■ WORK TASK ■
Set down, please, exactly the lines below that run from the line with "Item | Value |" to the line with "SAD (default) |", both lines included.

....
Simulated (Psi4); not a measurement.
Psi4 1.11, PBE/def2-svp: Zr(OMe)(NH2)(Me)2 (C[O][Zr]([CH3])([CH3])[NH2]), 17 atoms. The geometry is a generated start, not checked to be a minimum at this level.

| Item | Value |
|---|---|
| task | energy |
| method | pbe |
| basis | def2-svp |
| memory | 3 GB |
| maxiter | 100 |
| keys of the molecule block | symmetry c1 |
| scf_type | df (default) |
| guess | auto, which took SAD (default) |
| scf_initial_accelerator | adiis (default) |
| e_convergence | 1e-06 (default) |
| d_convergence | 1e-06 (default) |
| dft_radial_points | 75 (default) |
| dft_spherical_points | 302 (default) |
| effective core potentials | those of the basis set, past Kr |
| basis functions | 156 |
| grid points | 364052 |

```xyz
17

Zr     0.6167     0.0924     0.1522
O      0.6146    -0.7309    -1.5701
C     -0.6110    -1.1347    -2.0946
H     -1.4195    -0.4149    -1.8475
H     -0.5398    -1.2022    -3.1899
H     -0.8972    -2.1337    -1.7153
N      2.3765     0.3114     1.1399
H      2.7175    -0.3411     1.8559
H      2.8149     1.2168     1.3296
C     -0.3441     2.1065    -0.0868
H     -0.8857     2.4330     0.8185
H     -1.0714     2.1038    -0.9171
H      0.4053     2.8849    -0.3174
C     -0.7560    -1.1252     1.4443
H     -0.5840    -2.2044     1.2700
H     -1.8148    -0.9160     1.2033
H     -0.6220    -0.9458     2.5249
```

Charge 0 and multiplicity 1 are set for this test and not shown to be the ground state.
....

■ PROBLEM SOLUTION ■
| Item | Value |
|---|---|
| task | energy |
| method | pbe |
| basis | def2-svp |
| memory | 3 GB |
| maxiter | 100 |
| keys of the molecule block | symmetry c1 |
| scf_type | df (default) |
| guess | auto, which took SAD (default) |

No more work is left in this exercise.